Assignment » Return the records exactly, please. Every line should match.

Entries supplied »
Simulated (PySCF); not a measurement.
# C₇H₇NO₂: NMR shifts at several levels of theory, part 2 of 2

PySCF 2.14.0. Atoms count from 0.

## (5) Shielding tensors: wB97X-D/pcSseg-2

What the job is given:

Exercise answer »
Simulated (PySCF); not a measurement.
# C₇H₇NO₂: NMR shifts at several levels of theory, part 2 of 2

PySCF 2.14.0. Atoms count from 0.

## (5) Shielding tensors: wB97X-D/pcSseg-2

What the job is given:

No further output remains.